▶ _EXTRACTED ENTRIES_:
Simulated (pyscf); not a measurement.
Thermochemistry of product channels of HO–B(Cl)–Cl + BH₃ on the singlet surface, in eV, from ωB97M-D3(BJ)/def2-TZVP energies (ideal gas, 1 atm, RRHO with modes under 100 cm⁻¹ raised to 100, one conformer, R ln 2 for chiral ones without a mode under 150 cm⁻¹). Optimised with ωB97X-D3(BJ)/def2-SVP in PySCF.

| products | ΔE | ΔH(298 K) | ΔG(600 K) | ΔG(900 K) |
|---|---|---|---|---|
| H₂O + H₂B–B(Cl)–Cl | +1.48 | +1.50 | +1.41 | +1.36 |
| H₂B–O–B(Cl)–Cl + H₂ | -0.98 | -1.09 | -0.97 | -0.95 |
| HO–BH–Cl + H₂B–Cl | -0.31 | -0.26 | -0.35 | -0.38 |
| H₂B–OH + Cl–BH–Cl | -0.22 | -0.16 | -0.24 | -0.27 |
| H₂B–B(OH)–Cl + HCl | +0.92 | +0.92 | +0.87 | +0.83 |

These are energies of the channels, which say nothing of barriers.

▶ _ASSIGNMENT_: Each line from the first line of the entries up to and including the line containing "-0.97 | -0.95 |" should be transcribed exactly, with all other lines left out.

▶ _TASK SOLUTION_:
Simulated (pyscf); not a measurement.
Thermochemistry of product channels of HO–B(Cl)–Cl + BH₃ on the singlet surface, in eV, from ωB97M-D3(BJ)/def2-TZVP energies (ideal gas, 1 atm, RRHO with modes under 100 cm⁻¹ raised to 100, one conformer, R ln 2 for chiral ones without a mode under 150 cm⁻¹). Optimised with ωB97X-D3(BJ)/def2-SVP in PySCF.

| products | ΔE | ΔH(298 K) | ΔG(600 K) | ΔG(900 K) |
|---|---|---|---|---|
| H₂O + H₂B–B(Cl)–Cl | +1.48 | +1.50 | +1.41 | +1.36 |
| H₂B–O–B(Cl)–Cl + H₂ | -0.98 | -1.09 | -0.97 | -0.95 |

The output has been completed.